> [WORK TASK]: Only an exact reprint of all the data is acceptable.

> [ENTRIES SHOWN]:
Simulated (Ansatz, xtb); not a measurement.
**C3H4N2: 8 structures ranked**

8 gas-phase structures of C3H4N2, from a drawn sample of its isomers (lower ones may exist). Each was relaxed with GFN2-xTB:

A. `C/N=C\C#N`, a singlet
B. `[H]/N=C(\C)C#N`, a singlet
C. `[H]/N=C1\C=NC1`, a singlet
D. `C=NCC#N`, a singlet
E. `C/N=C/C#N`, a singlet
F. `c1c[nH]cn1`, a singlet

> [TASK RESULT]:
Simulated (Ansatz, xtb); not a measurement.
**C3H4N2: 8 structures ranked**

8 gas-phase structures of C3H4N2, from a drawn sample of its isomers (lower ones may exist). Each was relaxed with GFN2-xTB:

A. `C/N=C\C#N`, a singlet
B. `[H]/N=C(\C)C#N`, a singlet
C. `[H]/N=C1\C=NC1`, a singlet
D. `C=NCC#N`, a singlet
E. `C/N=C/C#N`, a singlet
F. `c1c[nH]cn1`, a singlet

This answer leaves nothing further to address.